- **Work task**
Exactly as they appear, copy the lines from the start of the entries below to the line containing "### How polar", both ends included.

Segment Start: Entries shown

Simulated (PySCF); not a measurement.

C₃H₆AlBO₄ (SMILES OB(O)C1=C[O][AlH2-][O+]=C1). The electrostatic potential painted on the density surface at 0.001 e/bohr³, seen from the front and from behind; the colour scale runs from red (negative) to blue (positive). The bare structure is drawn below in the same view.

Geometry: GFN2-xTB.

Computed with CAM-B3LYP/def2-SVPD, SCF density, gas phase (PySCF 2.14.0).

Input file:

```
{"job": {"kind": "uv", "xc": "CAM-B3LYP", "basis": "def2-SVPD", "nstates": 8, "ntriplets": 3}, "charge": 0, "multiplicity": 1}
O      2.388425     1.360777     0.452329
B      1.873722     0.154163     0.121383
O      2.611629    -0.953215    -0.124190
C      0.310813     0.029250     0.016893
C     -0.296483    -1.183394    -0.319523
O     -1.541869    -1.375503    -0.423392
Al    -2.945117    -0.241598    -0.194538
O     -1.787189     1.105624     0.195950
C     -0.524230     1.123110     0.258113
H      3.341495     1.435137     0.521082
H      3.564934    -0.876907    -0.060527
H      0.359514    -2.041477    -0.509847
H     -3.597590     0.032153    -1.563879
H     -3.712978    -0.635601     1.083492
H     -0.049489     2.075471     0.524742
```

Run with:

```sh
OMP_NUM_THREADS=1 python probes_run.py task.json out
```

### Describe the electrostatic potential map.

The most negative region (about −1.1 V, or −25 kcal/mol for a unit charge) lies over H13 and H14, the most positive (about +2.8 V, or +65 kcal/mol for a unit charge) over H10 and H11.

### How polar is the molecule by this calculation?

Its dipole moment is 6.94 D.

Segment End: Entries shown

- **Result**
Simulated (PySCF); not a measurement.

C₃H₆AlBO₄ (SMILES OB(O)C1=C[O][AlH2-][O+]=C1). The electrostatic potential painted on the density surface at 0.001 e/bohr³, seen from the front and from behind; the colour scale runs from red (negative) to blue (positive). The bare structure is drawn below in the same view.

Geometry: GFN2-xTB.

Computed with CAM-B3LYP/def2-SVPD, SCF density, gas phase (PySCF 2.14.0).

Input file:

```
{"job": {"kind": "uv", "xc": "CAM-B3LYP", "basis": "def2-SVPD", "nstates": 8, "ntriplets": 3}, "charge": 0, "multiplicity": 1}
O      2.388425     1.360777     0.452329
B      1.873722     0.154163     0.121383
O      2.611629    -0.953215    -0.124190
C      0.310813     0.029250     0.016893
C     -0.296483    -1.183394    -0.319523
O     -1.541869    -1.375503    -0.423392
Al    -2.945117    -0.241598    -0.194538
O     -1.787189     1.105624     0.195950
C     -0.524230     1.123110     0.258113
H      3.341495     1.435137     0.521082
H      3.564934    -0.876907    -0.060527
H      0.359514    -2.041477    -0.509847
H     -3.597590     0.032153    -1.563879
H     -3.712978    -0.635601     1.083492
H     -0.049489     2.075471     0.524742
```

Run with:

```sh
OMP_NUM_THREADS=1 python probes_run.py task.json out
```

### Describe the electrostatic potential map.

The most negative region (about −1.1 V, or −25 kcal/mol for a unit charge) lies over H13 and H14, the most positive (about +2.8 V, or +65 kcal/mol for a unit charge) over H10 and H11.

### How polar is the molecule by this calculation?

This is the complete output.